Requirement:
Exactly as written, repeat all of the records below.

· · · · · · ·

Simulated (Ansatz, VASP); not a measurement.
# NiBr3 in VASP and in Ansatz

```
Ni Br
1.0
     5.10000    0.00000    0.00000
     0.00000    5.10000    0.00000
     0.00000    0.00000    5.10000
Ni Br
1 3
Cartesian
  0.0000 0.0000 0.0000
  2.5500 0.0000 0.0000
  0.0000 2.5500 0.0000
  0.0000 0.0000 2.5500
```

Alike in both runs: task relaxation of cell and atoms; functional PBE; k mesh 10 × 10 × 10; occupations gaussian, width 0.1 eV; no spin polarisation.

· · · · · · ·

Reply:
Simulated (Ansatz, VASP); not a measurement.
# NiBr3 in VASP and in Ansatz

```
Ni Br
1.0
     5.10000    0.00000    0.00000
     0.00000    5.10000    0.00000
     0.00000    0.00000    5.10000
Ni Br
1 3
Cartesian
  0.0000 0.0000 0.0000
  2.5500 0.0000 0.0000
  0.0000 2.5500 0.0000
  0.0000 0.0000 2.5500
```

Alike in both runs: task relaxation of cell and atoms; functional PBE; k mesh 10 × 10 × 10; occupations gaussian, width 0.1 eV; no spin polarisation.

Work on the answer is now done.